WORK REQUEST:
The records shown below are to be repeated exactly and completely.

§ §

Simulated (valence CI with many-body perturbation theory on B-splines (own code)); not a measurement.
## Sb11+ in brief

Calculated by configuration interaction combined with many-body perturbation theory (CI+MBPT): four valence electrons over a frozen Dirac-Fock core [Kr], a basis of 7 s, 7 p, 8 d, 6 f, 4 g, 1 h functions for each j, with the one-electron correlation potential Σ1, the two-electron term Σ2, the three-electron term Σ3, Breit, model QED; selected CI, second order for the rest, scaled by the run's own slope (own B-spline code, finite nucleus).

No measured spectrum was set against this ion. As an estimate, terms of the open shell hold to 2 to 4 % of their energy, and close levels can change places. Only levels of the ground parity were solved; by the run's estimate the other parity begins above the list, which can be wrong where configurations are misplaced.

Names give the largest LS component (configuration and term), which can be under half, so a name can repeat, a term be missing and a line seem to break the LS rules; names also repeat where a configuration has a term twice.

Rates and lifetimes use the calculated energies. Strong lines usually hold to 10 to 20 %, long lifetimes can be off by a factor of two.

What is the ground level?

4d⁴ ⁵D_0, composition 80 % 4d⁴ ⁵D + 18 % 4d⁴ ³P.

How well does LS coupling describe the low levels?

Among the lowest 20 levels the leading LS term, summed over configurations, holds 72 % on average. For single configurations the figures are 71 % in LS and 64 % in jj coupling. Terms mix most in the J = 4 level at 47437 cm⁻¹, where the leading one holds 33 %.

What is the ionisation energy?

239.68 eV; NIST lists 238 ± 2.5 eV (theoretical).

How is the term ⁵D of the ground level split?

§ §

EXERCISE RESULT:
Simulated (valence CI with many-body perturbation theory on B-splines (own code)); not a measurement.
## Sb11+ in brief

Calculated by configuration interaction combined with many-body perturbation theory (CI+MBPT): four valence electrons over a frozen Dirac-Fock core [Kr], a basis of 7 s, 7 p, 8 d, 6 f, 4 g, 1 h functions for each j, with the one-electron correlation potential Σ1, the two-electron term Σ2, the three-electron term Σ3, Breit, model QED; selected CI, second order for the rest, scaled by the run's own slope (own B-spline code, finite nucleus).

No measured spectrum was set against this ion. As an estimate, terms of the open shell hold to 2 to 4 % of their energy, and close levels can change places. Only levels of the ground parity were solved; by the run's estimate the other parity begins above the list, which can be wrong where configurations are misplaced.

Names give the largest LS component (configuration and term), which can be under half, so a name can repeat, a term be missing and a line seem to break the LS rules; names also repeat where a configuration has a term twice.

Rates and lifetimes use the calculated energies. Strong lines usually hold to 10 to 20 %, long lifetimes can be off by a factor of two.

What is the ground level?

4d⁴ ⁵D_0, composition 80 % 4d⁴ ⁵D + 18 % 4d⁴ ³P.

How well does LS coupling describe the low levels?

Among the lowest 20 levels the leading LS term, summed over configurations, holds 72 % on average. For single configurations the figures are 71 % in LS and 64 % in jj coupling. Terms mix most in the J = 4 level at 47437 cm⁻¹, where the leading one holds 33 %.

What is the ionisation energy?

239.68 eV; NIST lists 238 ± 2.5 eV (theoretical).

How is the term ⁵D of the ground level split?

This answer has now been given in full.